Information shown:
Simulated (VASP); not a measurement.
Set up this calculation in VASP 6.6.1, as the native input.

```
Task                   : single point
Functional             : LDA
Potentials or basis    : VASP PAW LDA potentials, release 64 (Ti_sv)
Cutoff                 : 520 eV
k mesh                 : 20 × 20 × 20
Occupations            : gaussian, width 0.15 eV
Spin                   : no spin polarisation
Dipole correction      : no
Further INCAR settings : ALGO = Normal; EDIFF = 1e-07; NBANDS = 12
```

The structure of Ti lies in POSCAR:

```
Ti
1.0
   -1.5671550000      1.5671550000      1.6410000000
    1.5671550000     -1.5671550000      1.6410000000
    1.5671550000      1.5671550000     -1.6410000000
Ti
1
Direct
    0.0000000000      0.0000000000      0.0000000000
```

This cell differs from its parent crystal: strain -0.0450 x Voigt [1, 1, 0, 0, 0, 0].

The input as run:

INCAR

Work order:
Create a word-for-word copy of the whole listing.

Written solution:
Simulated (VASP); not a measurement.
Set up this calculation in VASP 6.6.1, as the native input.

```
Task                   : single point
Functional             : LDA
Potentials or basis    : VASP PAW LDA potentials, release 64 (Ti_sv)
Cutoff                 : 520 eV
k mesh                 : 20 × 20 × 20
Occupations            : gaussian, width 0.15 eV
Spin                   : no spin polarisation
Dipole correction      : no
Further INCAR settings : ALGO = Normal; EDIFF = 1e-07; NBANDS = 12
```

The structure of Ti lies in POSCAR:

```
Ti
1.0
   -1.5671550000      1.5671550000      1.6410000000
    1.5671550000     -1.5671550000      1.6410000000
    1.5671550000      1.5671550000     -1.6410000000
Ti
1
Direct
    0.0000000000      0.0000000000      0.0000000000
```

This cell differs from its parent crystal: strain -0.0450 x Voigt [1, 1, 0, 0, 0, 0].

The input as run:

INCAR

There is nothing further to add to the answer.